● Brief: Below are entries. Copy exactly the lines running from the line that holds "Band-structure calculation, with" to the line that holds "- method: DFT, PBE, plane", with both ends included.

━━━━━━━━━━━━━━━━━━━━

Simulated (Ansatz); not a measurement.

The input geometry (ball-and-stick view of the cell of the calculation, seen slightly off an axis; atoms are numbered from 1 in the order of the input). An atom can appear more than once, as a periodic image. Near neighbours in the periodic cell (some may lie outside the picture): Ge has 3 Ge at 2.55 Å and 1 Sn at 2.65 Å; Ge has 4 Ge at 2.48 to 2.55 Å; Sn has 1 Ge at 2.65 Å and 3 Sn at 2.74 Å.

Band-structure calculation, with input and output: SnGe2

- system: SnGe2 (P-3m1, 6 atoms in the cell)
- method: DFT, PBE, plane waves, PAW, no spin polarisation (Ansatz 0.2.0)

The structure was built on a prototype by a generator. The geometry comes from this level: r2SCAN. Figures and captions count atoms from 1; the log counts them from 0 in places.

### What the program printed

━━━━━━━━━━━━━━━━━━━━

● Worked solution:
Band-structure calculation, with input and output: SnGe2

- system: SnGe2 (P-3m1, 6 atoms in the cell)
- method: DFT, PBE, plane waves, PAW, no spin polarisation (Ansatz 0.2.0)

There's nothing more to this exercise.